## Brief
Your answer must hold only the lines below from the line containing "# Au in VASP and in Ansatz" through the line containing "VASP's potentials were", each reproduced exactly.

____________

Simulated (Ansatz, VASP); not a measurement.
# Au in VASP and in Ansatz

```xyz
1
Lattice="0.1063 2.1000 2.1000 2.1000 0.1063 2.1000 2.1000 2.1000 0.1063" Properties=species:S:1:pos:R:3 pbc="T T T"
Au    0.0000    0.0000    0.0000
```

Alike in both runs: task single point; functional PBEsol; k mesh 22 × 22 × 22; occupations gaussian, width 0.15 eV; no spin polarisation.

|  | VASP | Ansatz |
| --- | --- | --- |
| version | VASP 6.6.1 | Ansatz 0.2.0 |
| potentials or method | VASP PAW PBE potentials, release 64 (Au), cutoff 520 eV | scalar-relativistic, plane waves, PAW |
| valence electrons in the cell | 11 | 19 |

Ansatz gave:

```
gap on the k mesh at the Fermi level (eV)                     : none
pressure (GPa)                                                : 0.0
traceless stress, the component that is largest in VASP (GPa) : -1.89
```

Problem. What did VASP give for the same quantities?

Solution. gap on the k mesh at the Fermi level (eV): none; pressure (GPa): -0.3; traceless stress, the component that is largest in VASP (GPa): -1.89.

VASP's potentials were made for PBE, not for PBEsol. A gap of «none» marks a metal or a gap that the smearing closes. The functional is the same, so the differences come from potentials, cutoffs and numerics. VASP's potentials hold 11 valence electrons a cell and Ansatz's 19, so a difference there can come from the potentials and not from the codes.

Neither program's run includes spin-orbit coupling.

____________

## Expected answer
# Au in VASP and in Ansatz

```xyz
1
Lattice="0.1063 2.1000 2.1000 2.1000 0.1063 2.1000 2.1000 2.1000 0.1063" Properties=species:S:1:pos:R:3 pbc="T T T"
Au    0.0000    0.0000    0.0000
```

Alike in both runs: task single point; functional PBEsol; k mesh 22 × 22 × 22; occupations gaussian, width 0.15 eV; no spin polarisation.

|  | VASP | Ansatz |
| --- | --- | --- |
| version | VASP 6.6.1 | Ansatz 0.2.0 |
| potentials or method | VASP PAW PBE potentials, release 64 (Au), cutoff 520 eV | scalar-relativistic, plane waves, PAW |
| valence electrons in the cell | 11 | 19 |

Ansatz gave:

```
gap on the k mesh at the Fermi level (eV)                     : none
pressure (GPa)                                                : 0.0
traceless stress, the component that is largest in VASP (GPa) : -1.89
```

Problem. What did VASP give for the same quantities?

Solution. gap on the k mesh at the Fermi level (eV): none; pressure (GPa): -0.3; traceless stress, the component that is largest in VASP (GPa): -1.89.

VASP's potentials were made for PBE, not for PBEsol. A gap of «none» marks a metal or a gap that the smearing closes. The functional is the same, so the differences come from potentials, cutoffs and numerics. VASP's potentials hold 11 valence electrons a cell and Ansatz's 19, so a difference there can come from the potentials and not from the codes.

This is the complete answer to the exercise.